### MATERIAL PROVIDED
^^^^^^^^
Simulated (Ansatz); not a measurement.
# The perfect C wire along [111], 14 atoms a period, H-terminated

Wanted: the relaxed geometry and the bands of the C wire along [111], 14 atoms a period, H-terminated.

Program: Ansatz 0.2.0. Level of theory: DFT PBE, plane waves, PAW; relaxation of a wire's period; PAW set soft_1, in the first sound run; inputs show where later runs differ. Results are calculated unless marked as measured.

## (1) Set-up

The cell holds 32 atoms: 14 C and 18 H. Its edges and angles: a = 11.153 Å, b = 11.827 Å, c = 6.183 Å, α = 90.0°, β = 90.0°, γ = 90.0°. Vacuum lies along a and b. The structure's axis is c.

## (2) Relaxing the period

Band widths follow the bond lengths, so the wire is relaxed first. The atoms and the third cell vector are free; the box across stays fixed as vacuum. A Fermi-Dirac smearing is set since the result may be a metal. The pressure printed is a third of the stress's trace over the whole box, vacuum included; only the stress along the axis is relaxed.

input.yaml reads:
^^^^^^^^

### REQUIRED ACTION
All that is wanted is the run of lines from the start of the data through the line containing "Band widths follow", copied word for word.

### EXERCISE SOLUTION
Simulated (Ansatz); not a measurement.
# The perfect C wire along [111], 14 atoms a period, H-terminated

Wanted: the relaxed geometry and the bands of the C wire along [111], 14 atoms a period, H-terminated.

Program: Ansatz 0.2.0. Level of theory: DFT PBE, plane waves, PAW; relaxation of a wire's period; PAW set soft_1, in the first sound run; inputs show where later runs differ. Results are calculated unless marked as measured.

## (1) Set-up

The cell holds 32 atoms: 14 C and 18 H. Its edges and angles: a = 11.153 Å, b = 11.827 Å, c = 6.183 Å, α = 90.0°, β = 90.0°, γ = 90.0°. Vacuum lies along a and b. The structure's axis is c.

## (2) Relaxing the period

Band widths follow the bond lengths, so the wire is relaxed first. The atoms and the third cell vector are free; the box across stays fixed as vacuum. A Fermi-Dirac smearing is set since the result may be a metal. The pressure printed is a third of the stress's trace over the whole box, vacuum included; only the stress along the axis is relaxed.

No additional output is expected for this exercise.